● Work request
Output all of the records exactly, word for word.

Top of Listed entries
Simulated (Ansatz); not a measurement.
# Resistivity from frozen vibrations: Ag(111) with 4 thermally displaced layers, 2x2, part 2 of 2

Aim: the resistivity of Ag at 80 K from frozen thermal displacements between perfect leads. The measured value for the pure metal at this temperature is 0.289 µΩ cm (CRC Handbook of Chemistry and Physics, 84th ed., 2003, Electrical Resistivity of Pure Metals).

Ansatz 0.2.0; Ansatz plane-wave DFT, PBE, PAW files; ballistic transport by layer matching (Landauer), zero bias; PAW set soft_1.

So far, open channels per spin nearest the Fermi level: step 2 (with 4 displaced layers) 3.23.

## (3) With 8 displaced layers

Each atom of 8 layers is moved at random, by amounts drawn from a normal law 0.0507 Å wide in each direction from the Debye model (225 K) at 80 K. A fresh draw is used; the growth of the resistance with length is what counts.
Bottom of Listed entries

● Reply
Simulated (Ansatz); not a measurement.
# Resistivity from frozen vibrations: Ag(111) with 4 thermally displaced layers, 2x2, part 2 of 2

Aim: the resistivity of Ag at 80 K from frozen thermal displacements between perfect leads. The measured value for the pure metal at this temperature is 0.289 µΩ cm (CRC Handbook of Chemistry and Physics, 84th ed., 2003, Electrical Resistivity of Pure Metals).

Ansatz 0.2.0; Ansatz plane-wave DFT, PBE, PAW files; ballistic transport by layer matching (Landauer), zero bias; PAW set soft_1.

So far, open channels per spin nearest the Fermi level: step 2 (with 4 displaced layers) 3.23.

## (3) With 8 displaced layers

Each atom of 8 layers is moved at random, by amounts drawn from a normal law 0.0507 Å wide in each direction from the Debye model (225 K) at 80 K. A fresh draw is used; the growth of the resistance with length is what counts.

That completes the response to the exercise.